Material provided -
**********
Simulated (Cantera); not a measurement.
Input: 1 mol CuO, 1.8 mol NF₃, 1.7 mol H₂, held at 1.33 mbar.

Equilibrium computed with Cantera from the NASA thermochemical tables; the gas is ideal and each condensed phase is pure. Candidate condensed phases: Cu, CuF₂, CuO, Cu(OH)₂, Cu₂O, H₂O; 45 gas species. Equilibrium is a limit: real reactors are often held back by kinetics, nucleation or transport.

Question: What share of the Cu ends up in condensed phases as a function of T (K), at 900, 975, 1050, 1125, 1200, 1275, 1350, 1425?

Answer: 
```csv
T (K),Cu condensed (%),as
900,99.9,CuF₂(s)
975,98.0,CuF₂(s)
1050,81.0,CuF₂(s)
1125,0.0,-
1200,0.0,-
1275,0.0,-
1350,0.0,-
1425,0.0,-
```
**********

Requirement -
The answer should contain only the lines from the first line of the entries through the line holding "Input: 1 mol", each exactly as written.

Answer box -
Simulated (Cantera); not a measurement.
Input: 1 mol CuO, 1.8 mol NF₃, 1.7 mol H₂, held at 1.33 mbar.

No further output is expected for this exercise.